☆ ☆ ☆ ☆ ☆ ☆ ☆

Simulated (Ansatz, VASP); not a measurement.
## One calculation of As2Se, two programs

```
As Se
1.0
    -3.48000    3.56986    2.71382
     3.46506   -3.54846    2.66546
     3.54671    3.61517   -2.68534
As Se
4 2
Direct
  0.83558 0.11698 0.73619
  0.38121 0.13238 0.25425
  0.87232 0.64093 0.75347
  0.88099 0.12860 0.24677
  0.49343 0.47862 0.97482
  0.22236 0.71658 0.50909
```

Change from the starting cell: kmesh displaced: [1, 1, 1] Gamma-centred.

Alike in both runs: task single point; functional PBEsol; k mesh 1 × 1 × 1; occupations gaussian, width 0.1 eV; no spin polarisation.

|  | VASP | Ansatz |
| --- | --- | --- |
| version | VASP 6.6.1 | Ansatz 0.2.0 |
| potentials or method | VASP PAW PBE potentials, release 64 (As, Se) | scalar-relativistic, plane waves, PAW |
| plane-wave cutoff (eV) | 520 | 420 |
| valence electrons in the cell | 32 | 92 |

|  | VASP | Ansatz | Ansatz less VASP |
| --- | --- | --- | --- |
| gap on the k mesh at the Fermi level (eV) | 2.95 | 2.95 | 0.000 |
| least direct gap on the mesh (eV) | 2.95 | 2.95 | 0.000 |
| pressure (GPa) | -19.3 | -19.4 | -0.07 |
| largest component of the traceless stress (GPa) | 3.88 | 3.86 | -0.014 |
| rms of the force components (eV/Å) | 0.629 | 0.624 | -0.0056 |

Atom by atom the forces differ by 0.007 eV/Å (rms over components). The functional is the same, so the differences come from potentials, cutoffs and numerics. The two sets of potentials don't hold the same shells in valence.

☆ ☆ ☆ ☆ ☆ ☆ ☆

▶ _Activity_: Only the lines from the beginning of the entries through the line bearing "Ansatz 0.2.0 |" should be returned, each exactly as written.

▶ _Your solution_:
Simulated (Ansatz, VASP); not a measurement.
## One calculation of As2Se, two programs

```
As Se
1.0
    -3.48000    3.56986    2.71382
     3.46506   -3.54846    2.66546
     3.54671    3.61517   -2.68534
As Se
4 2
Direct
  0.83558 0.11698 0.73619
  0.38121 0.13238 0.25425
  0.87232 0.64093 0.75347
  0.88099 0.12860 0.24677
  0.49343 0.47862 0.97482
  0.22236 0.71658 0.50909
```

Change from the starting cell: kmesh displaced: [1, 1, 1] Gamma-centred.

Alike in both runs: task single point; functional PBEsol; k mesh 1 × 1 × 1; occupations gaussian, width 0.1 eV; no spin polarisation.

|  | VASP | Ansatz |
| --- | --- | --- |
| version | VASP 6.6.1 | Ansatz 0.2.0 |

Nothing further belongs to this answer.